**STUDY MATERIAL:**
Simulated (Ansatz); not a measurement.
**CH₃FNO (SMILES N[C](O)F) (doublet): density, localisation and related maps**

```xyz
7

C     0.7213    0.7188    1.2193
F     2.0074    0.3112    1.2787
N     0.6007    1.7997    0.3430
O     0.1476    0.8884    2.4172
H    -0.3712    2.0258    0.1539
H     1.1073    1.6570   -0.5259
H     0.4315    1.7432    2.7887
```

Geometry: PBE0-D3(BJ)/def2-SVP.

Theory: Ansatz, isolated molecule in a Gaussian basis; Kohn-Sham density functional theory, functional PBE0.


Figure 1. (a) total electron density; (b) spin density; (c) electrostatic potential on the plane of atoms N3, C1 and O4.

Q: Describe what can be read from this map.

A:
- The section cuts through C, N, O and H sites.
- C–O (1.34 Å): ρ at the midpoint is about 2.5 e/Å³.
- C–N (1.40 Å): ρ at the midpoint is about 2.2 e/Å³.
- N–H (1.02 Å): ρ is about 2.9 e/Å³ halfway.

**ACTION ITEM:**
The full listing above should be retyped without any alteration.

**WRITTEN ANSWER:**
Simulated (Ansatz); not a measurement.
**CH₃FNO (SMILES N[C](O)F) (doublet): density, localisation and related maps**

```xyz
7

C     0.7213    0.7188    1.2193
F     2.0074    0.3112    1.2787
N     0.6007    1.7997    0.3430
O     0.1476    0.8884    2.4172
H    -0.3712    2.0258    0.1539
H     1.1073    1.6570   -0.5259
H     0.4315    1.7432    2.7887
```

Geometry: PBE0-D3(BJ)/def2-SVP.

Theory: Ansatz, isolated molecule in a Gaussian basis; Kohn-Sham density functional theory, functional PBE0.


Figure 1. (a) total electron density; (b) spin density; (c) electrostatic potential on the plane of atoms N3, C1 and O4.

Q: Describe what can be read from this map.

A:
- The section cuts through C, N, O and H sites.
- C–O (1.34 Å): ρ at the midpoint is about 2.5 e/Å³.
- C–N (1.40 Å): ρ at the midpoint is about 2.2 e/Å³.
- N–H (1.02 Å): ρ is about 2.9 e/Å³ halfway.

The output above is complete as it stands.